**REQUIREMENT**
Lines from the top of the entries down to the line with "Task: Sum the" must be set down exactly as they stand, with both ends retained.

# # # #

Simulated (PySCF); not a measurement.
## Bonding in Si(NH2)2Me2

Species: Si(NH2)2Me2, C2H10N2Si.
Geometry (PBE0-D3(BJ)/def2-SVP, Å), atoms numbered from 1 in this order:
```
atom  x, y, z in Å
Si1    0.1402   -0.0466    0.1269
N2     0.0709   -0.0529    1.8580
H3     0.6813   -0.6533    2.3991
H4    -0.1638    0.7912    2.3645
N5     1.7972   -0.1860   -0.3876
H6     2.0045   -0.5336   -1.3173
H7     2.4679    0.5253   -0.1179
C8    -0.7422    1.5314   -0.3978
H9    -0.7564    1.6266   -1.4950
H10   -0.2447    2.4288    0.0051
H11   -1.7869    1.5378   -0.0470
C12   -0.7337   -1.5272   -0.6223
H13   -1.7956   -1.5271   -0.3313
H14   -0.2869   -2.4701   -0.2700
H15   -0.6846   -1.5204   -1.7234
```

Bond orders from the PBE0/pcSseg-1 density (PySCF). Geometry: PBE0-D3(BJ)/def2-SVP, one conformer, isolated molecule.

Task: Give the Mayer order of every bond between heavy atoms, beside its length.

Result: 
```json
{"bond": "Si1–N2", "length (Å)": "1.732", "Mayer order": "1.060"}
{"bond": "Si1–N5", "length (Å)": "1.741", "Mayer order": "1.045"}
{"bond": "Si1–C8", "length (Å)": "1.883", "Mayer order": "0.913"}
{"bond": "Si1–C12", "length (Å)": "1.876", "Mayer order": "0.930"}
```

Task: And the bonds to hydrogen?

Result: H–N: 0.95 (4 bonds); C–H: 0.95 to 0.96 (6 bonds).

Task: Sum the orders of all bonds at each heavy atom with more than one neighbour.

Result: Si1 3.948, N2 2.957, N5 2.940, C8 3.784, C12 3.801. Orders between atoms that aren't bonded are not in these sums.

# # # #

**WRITTEN ANSWER**
Simulated (PySCF); not a measurement.
## Bonding in Si(NH2)2Me2

Species: Si(NH2)2Me2, C2H10N2Si.
Geometry (PBE0-D3(BJ)/def2-SVP, Å), atoms numbered from 1 in this order:
```
atom  x, y, z in Å
Si1    0.1402   -0.0466    0.1269
N2     0.0709   -0.0529    1.8580
H3     0.6813   -0.6533    2.3991
H4    -0.1638    0.7912    2.3645
N5     1.7972   -0.1860   -0.3876
H6     2.0045   -0.5336   -1.3173
H7     2.4679    0.5253   -0.1179
C8    -0.7422    1.5314   -0.3978
H9    -0.7564    1.6266   -1.4950
H10   -0.2447    2.4288    0.0051
H11   -1.7869    1.5378   -0.0470
C12   -0.7337   -1.5272   -0.6223
H13   -1.7956   -1.5271   -0.3313
H14   -0.2869   -2.4701   -0.2700
H15   -0.6846   -1.5204   -1.7234
```

Bond orders from the PBE0/pcSseg-1 density (PySCF). Geometry: PBE0-D3(BJ)/def2-SVP, one conformer, isolated molecule.

Task: Give the Mayer order of every bond between heavy atoms, beside its length.

Result: 
```json
{"bond": "Si1–N2", "length (Å)": "1.732", "Mayer order": "1.060"}
{"bond": "Si1–N5", "length (Å)": "1.741", "Mayer order": "1.045"}
{"bond": "Si1–C8", "length (Å)": "1.883", "Mayer order": "0.913"}
{"bond": "Si1–C12", "length (Å)": "1.876", "Mayer order": "0.930"}
```

Task: And the bonds to hydrogen?

Result: H–N: 0.95 (4 bonds); C–H: 0.95 to 0.96 (6 bonds).

Task: Sum the orders of all bonds at each heavy atom with more than one neighbour.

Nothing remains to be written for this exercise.